** Action item **
Extract all records. Keep each one exact.

########

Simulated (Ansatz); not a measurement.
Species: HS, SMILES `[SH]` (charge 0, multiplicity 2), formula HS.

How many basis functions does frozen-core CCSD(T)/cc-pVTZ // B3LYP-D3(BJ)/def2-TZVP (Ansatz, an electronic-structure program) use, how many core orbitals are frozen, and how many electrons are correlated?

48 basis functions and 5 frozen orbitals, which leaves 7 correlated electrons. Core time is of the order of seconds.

########

** Task result **
Simulated (Ansatz); not a measurement.
Species: HS, SMILES `[SH]` (charge 0, multiplicity 2), formula HS.

How many basis functions does frozen-core CCSD(T)/cc-pVTZ // B3LYP-D3(BJ)/def2-TZVP (Ansatz, an electronic-structure program) use, how many core orbitals are frozen, and how many electrons are correlated?

48 basis functions and 5 frozen orbitals, which leaves 7 correlated electrons. Core time is of the order of seconds.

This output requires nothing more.